» **DATA PROVIDED**
──────────

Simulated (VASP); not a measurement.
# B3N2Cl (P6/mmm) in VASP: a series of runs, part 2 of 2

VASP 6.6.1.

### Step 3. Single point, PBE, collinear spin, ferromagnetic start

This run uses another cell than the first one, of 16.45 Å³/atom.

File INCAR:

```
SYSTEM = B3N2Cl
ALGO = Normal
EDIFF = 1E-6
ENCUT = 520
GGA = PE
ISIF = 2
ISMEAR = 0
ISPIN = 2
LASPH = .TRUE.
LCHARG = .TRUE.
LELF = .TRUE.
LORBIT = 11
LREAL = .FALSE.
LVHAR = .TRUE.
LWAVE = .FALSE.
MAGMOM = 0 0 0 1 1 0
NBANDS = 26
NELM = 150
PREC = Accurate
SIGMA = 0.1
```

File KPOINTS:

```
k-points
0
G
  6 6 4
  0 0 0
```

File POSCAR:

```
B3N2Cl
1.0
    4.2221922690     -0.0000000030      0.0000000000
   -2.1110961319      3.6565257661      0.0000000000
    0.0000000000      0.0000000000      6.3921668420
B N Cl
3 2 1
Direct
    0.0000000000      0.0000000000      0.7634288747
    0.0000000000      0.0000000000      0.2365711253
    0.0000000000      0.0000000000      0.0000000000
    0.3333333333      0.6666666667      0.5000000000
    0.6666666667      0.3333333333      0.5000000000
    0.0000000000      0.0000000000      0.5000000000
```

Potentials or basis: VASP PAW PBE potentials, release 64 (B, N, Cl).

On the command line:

──────────

Reprint the whole listing above exactly.

» **TASK OUTPUT**
Simulated (VASP); not a measurement.
# B3N2Cl (P6/mmm) in VASP: a series of runs, part 2 of 2

VASP 6.6.1.

### Step 3. Single point, PBE, collinear spin, ferromagnetic start

This run uses another cell than the first one, of 16.45 Å³/atom.

File INCAR:

```
SYSTEM = B3N2Cl
ALGO = Normal
EDIFF = 1E-6
ENCUT = 520
GGA = PE
ISIF = 2
ISMEAR = 0
ISPIN = 2
LASPH = .TRUE.
LCHARG = .TRUE.
LELF = .TRUE.
LORBIT = 11
LREAL = .FALSE.
LVHAR = .TRUE.
LWAVE = .FALSE.
MAGMOM = 0 0 0 1 1 0
NBANDS = 26
NELM = 150
PREC = Accurate
SIGMA = 0.1
```

File KPOINTS:

```
k-points
0
G
  6 6 4
  0 0 0
```

File POSCAR:

```
B3N2Cl
1.0
    4.2221922690     -0.0000000030      0.0000000000
   -2.1110961319      3.6565257661      0.0000000000
    0.0000000000      0.0000000000      6.3921668420
B N Cl
3 2 1
Direct
    0.0000000000      0.0000000000      0.7634288747
    0.0000000000      0.0000000000      0.2365711253
    0.0000000000      0.0000000000      0.0000000000
    0.3333333333      0.6666666667      0.5000000000
    0.6666666667      0.3333333333      0.5000000000
    0.0000000000      0.0000000000      0.5000000000
```

Potentials or basis: VASP PAW PBE potentials, release 64 (B, N, Cl).

On the command line:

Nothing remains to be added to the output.